> Action item:
Repeat exactly the lines from the start of the records below through the line that contains "Result: Pressure 2.0", including both.

(Study material)
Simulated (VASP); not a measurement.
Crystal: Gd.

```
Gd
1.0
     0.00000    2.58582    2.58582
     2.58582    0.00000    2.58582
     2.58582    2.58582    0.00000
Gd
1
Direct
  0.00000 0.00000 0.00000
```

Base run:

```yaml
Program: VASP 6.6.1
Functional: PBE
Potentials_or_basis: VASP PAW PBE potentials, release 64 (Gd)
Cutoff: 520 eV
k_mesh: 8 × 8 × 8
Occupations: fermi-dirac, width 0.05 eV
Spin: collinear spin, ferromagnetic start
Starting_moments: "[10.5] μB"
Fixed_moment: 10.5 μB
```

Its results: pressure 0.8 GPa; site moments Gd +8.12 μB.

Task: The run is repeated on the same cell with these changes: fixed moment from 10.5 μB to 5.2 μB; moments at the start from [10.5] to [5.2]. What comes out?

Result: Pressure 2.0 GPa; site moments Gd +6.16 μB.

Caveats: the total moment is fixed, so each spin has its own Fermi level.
(End Study material)

> Written solution:
Simulated (VASP); not a measurement.
Crystal: Gd.

```
Gd
1.0
     0.00000    2.58582    2.58582
     2.58582    0.00000    2.58582
     2.58582    2.58582    0.00000
Gd
1
Direct
  0.00000 0.00000 0.00000
```

Base run:

```yaml
Program: VASP 6.6.1
Functional: PBE
Potentials_or_basis: VASP PAW PBE potentials, release 64 (Gd)
Cutoff: 520 eV
k_mesh: 8 × 8 × 8
Occupations: fermi-dirac, width 0.05 eV
Spin: collinear spin, ferromagnetic start
Starting_moments: "[10.5] μB"
Fixed_moment: 10.5 μB
```

Its results: pressure 0.8 GPa; site moments Gd +8.12 μB.

Task: The run is repeated on the same cell with these changes: fixed moment from 10.5 μB to 5.2 μB; moments at the start from [10.5] to [5.2]. What comes out?

Result: Pressure 2.0 GPa; site moments Gd +6.16 μB.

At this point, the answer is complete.